● **Assignment**
The data needs to be returned in full, exactly as it reads.

================================
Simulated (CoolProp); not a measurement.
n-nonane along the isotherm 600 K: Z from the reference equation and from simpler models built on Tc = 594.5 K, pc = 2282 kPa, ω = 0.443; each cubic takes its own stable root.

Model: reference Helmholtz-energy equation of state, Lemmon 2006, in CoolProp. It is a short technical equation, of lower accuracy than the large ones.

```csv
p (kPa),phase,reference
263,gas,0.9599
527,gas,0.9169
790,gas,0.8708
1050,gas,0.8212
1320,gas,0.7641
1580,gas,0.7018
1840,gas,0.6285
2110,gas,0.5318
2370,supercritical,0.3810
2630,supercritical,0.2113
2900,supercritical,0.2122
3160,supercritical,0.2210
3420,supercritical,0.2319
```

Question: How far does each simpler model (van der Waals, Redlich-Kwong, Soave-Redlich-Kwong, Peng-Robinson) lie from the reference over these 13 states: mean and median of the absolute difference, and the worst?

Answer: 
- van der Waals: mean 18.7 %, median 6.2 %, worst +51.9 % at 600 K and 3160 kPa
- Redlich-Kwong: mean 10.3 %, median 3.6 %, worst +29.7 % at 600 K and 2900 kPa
================================

● **Written answer**
Simulated (CoolProp); not a measurement.
n-nonane along the isotherm 600 K: Z from the reference equation and from simpler models built on Tc = 594.5 K, pc = 2282 kPa, ω = 0.443; each cubic takes its own stable root.

Model: reference Helmholtz-energy equation of state, Lemmon 2006, in CoolProp. It is a short technical equation, of lower accuracy than the large ones.

```csv
p (kPa),phase,reference
263,gas,0.9599
527,gas,0.9169
790,gas,0.8708
1050,gas,0.8212
1320,gas,0.7641
1580,gas,0.7018
1840,gas,0.6285
2110,gas,0.5318
2370,supercritical,0.3810
2630,supercritical,0.2113
2900,supercritical,0.2122
3160,supercritical,0.2210
3420,supercritical,0.2319
```

Question: How far does each simpler model (van der Waals, Redlich-Kwong, Soave-Redlich-Kwong, Peng-Robinson) lie from the reference over these 13 states: mean and median of the absolute difference, and the worst?

Answer: 
- van der Waals: mean 18.7 %, median 6.2 %, worst +51.9 % at 600 K and 3160 kPa
- Redlich-Kwong: mean 10.3 %, median 3.6 %, worst +29.7 % at 600 K and 2900 kPa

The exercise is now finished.